++++++++++
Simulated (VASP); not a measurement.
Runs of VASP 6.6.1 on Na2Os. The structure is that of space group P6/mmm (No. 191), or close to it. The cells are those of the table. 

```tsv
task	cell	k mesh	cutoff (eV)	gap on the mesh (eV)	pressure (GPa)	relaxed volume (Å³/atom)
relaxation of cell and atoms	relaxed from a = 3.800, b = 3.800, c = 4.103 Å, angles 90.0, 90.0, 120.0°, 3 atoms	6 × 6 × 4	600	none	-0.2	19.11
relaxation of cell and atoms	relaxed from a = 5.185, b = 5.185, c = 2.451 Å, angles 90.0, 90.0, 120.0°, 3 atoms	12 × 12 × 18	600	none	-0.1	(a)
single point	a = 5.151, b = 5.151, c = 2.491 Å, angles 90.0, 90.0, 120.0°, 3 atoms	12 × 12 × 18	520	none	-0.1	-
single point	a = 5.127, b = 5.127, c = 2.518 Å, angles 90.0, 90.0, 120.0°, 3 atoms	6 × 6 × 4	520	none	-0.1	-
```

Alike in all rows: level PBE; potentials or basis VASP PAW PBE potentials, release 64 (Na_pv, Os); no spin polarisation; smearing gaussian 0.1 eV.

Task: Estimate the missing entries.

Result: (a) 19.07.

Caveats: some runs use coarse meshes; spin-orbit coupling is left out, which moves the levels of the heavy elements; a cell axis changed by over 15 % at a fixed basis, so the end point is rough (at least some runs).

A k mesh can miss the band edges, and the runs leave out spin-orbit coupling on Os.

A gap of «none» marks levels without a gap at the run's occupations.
++++++++++

Work request = The response must hold only the lines above from the line with "Task: Estimate the missing entries." through the line with "A k mesh can", each copied exactly, both ends kept.

Response area =
Task: Estimate the missing entries.

Result: (a) 19.07.

Caveats: some runs use coarse meshes; spin-orbit coupling is left out, which moves the levels of the heavy elements; a cell axis changed by over 15 % at a fixed basis, so the end point is rough (at least some runs).

A k mesh can miss the band edges, and the runs leave out spin-orbit coupling on Os.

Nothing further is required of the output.